Supplied information:
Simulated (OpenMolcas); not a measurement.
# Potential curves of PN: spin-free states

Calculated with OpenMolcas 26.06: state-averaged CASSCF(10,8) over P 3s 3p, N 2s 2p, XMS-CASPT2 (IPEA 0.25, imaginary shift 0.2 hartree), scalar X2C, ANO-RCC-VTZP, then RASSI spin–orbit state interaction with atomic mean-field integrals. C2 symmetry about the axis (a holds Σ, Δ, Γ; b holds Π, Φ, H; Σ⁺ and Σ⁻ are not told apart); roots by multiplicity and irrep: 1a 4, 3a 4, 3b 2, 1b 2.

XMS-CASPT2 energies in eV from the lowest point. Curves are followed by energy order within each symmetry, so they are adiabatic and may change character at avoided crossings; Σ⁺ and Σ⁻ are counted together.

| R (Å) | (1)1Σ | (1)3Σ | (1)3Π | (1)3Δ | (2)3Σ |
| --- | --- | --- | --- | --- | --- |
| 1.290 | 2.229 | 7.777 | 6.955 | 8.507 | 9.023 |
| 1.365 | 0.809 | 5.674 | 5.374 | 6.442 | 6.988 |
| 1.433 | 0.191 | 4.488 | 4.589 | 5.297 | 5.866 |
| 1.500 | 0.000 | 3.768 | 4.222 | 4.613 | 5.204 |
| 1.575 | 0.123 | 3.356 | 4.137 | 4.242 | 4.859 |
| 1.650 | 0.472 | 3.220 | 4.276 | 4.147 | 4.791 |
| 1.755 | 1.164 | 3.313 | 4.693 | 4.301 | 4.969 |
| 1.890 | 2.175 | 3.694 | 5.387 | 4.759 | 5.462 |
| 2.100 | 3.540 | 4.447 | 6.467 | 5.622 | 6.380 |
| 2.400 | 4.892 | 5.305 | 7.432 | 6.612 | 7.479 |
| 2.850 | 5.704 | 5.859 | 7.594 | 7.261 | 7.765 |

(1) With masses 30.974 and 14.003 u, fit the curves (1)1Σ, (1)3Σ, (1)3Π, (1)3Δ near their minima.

Assignment:
Beginning at the top of the records above, transcribe each line exactly up to and including the line that holds "7.261 | 7.765 |".

Response:
Simulated (OpenMolcas); not a measurement.
# Potential curves of PN: spin-free states

Calculated with OpenMolcas 26.06: state-averaged CASSCF(10,8) over P 3s 3p, N 2s 2p, XMS-CASPT2 (IPEA 0.25, imaginary shift 0.2 hartree), scalar X2C, ANO-RCC-VTZP, then RASSI spin–orbit state interaction with atomic mean-field integrals. C2 symmetry about the axis (a holds Σ, Δ, Γ; b holds Π, Φ, H; Σ⁺ and Σ⁻ are not told apart); roots by multiplicity and irrep: 1a 4, 3a 4, 3b 2, 1b 2.

XMS-CASPT2 energies in eV from the lowest point. Curves are followed by energy order within each symmetry, so they are adiabatic and may change character at avoided crossings; Σ⁺ and Σ⁻ are counted together.

| R (Å) | (1)1Σ | (1)3Σ | (1)3Π | (1)3Δ | (2)3Σ |
| --- | --- | --- | --- | --- | --- |
| 1.290 | 2.229 | 7.777 | 6.955 | 8.507 | 9.023 |
| 1.365 | 0.809 | 5.674 | 5.374 | 6.442 | 6.988 |
| 1.433 | 0.191 | 4.488 | 4.589 | 5.297 | 5.866 |
| 1.500 | 0.000 | 3.768 | 4.222 | 4.613 | 5.204 |
| 1.575 | 0.123 | 3.356 | 4.137 | 4.242 | 4.859 |
| 1.650 | 0.472 | 3.220 | 4.276 | 4.147 | 4.791 |
| 1.755 | 1.164 | 3.313 | 4.693 | 4.301 | 4.969 |
| 1.890 | 2.175 | 3.694 | 5.387 | 4.759 | 5.462 |
| 2.100 | 3.540 | 4.447 | 6.467 | 5.622 | 6.380 |
| 2.400 | 4.892 | 5.305 | 7.432 | 6.612 | 7.479 |
| 2.850 | 5.704 | 5.859 | 7.594 | 7.261 | 7.765 |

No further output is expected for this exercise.